<<<<

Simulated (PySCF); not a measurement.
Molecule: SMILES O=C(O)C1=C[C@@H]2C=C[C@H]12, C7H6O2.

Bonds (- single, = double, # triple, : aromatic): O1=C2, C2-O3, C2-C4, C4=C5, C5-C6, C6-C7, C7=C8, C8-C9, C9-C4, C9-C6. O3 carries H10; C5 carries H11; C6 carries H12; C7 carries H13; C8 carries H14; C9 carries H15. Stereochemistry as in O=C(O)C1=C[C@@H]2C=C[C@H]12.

>>>>

REQUIRED ACTION:
Once you have read the material above, write all of it out again exactly.

EXERCISE ANSWER:
Simulated (PySCF); not a measurement.
Molecule: SMILES O=C(O)C1=C[C@@H]2C=C[C@H]12, C7H6O2.

Bonds (- single, = double, # triple, : aromatic): O1=C2, C2-O3, C2-C4, C4=C5, C5-C6, C6-C7, C7=C8, C8-C9, C9-C4, C9-C6. O3 carries H10; C5 carries H11; C6 carries H12; C7 carries H13; C8 carries H14; C9 carries H15. Stereochemistry as in O=C(O)C1=C[C@@H]2C=C[C@H]12.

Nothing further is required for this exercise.